### Work order
A verbatim reprint of the records below is what this exercise asks for.

### Given data
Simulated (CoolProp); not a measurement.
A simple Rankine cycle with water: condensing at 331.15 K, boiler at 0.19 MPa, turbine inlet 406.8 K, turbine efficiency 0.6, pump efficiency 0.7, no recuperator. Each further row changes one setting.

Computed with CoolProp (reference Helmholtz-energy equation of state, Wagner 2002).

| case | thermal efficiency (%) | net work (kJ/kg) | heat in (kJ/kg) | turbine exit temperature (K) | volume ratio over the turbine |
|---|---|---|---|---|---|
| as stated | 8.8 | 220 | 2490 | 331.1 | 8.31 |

### Written response
Simulated (CoolProp); not a measurement.
A simple Rankine cycle with water: condensing at 331.15 K, boiler at 0.19 MPa, turbine inlet 406.8 K, turbine efficiency 0.6, pump efficiency 0.7, no recuperator. Each further row changes one setting.

Computed with CoolProp (reference Helmholtz-energy equation of state, Wagner 2002).

| case | thermal efficiency (%) | net work (kJ/kg) | heat in (kJ/kg) | turbine exit temperature (K) | volume ratio over the turbine |
|---|---|---|---|---|---|
| as stated | 8.8 | 220 | 2490 | 331.1 | 8.31 |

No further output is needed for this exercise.